Segment Start: Source information
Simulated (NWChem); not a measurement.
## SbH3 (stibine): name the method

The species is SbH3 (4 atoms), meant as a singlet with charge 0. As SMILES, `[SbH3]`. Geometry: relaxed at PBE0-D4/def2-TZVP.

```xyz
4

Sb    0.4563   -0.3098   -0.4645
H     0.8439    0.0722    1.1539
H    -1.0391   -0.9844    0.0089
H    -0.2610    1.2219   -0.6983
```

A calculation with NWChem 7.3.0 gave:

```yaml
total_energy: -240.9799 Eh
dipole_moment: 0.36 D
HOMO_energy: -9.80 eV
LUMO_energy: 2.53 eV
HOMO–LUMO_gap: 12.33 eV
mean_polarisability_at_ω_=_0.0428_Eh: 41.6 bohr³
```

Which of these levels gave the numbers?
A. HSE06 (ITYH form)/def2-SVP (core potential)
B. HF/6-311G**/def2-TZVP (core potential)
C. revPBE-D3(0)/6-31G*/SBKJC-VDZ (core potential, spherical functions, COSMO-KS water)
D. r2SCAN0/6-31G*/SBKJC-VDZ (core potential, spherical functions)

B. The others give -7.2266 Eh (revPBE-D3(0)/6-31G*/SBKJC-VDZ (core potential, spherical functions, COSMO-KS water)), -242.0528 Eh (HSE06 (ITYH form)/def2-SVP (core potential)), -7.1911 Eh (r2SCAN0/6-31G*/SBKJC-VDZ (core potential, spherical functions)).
Segment End: Source information

Work item -
Print the records above verbatim from their first line to the line containing "B. HF/6-311G**/def2-TZVP (core potential)", both included, and stop there.

Answer space -
Simulated (NWChem); not a measurement.
## SbH3 (stibine): name the method

The species is SbH3 (4 atoms), meant as a singlet with charge 0. As SMILES, `[SbH3]`. Geometry: relaxed at PBE0-D4/def2-TZVP.

```xyz
4

Sb    0.4563   -0.3098   -0.4645
H     0.8439    0.0722    1.1539
H    -1.0391   -0.9844    0.0089
H    -0.2610    1.2219   -0.6983
```

A calculation with NWChem 7.3.0 gave:

```yaml
total_energy: -240.9799 Eh
dipole_moment: 0.36 D
HOMO_energy: -9.80 eV
LUMO_energy: 2.53 eV
HOMO–LUMO_gap: 12.33 eV
mean_polarisability_at_ω_=_0.0428_Eh: 41.6 bohr³
```

Which of these levels gave the numbers?
A. HSE06 (ITYH form)/def2-SVP (core potential)
B. HF/6-311G**/def2-TZVP (core potential)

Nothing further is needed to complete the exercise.